EXCERPTED RECORDS -
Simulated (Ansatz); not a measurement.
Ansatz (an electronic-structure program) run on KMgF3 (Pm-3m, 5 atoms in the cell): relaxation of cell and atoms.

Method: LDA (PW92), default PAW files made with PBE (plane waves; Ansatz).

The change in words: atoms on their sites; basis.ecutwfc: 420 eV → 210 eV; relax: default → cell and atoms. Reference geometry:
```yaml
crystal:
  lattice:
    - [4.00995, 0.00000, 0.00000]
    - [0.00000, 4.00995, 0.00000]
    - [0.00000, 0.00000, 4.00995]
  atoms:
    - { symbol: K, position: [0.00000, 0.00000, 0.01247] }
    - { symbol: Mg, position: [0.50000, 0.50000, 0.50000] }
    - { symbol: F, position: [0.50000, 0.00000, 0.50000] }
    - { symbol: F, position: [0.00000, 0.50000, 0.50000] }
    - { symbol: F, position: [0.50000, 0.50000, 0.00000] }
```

TASK ITEM -
Would you write the material out again, exactly as given above?

TASK SOLUTION -
Simulated (Ansatz); not a measurement.
Ansatz (an electronic-structure program) run on KMgF3 (Pm-3m, 5 atoms in the cell): relaxation of cell and atoms.

Method: LDA (PW92), default PAW files made with PBE (plane waves; Ansatz).

The change in words: atoms on their sites; basis.ecutwfc: 420 eV → 210 eV; relax: default → cell and atoms. Reference geometry:
```yaml
crystal:
  lattice:
    - [4.00995, 0.00000, 0.00000]
    - [0.00000, 4.00995, 0.00000]
    - [0.00000, 0.00000, 4.00995]
  atoms:
    - { symbol: K, position: [0.00000, 0.00000, 0.01247] }
    - { symbol: Mg, position: [0.50000, 0.50000, 0.50000] }
    - { symbol: F, position: [0.50000, 0.00000, 0.50000] }
    - { symbol: F, position: [0.00000, 0.50000, 0.50000] }
    - { symbol: F, position: [0.50000, 0.50000, 0.00000] }
```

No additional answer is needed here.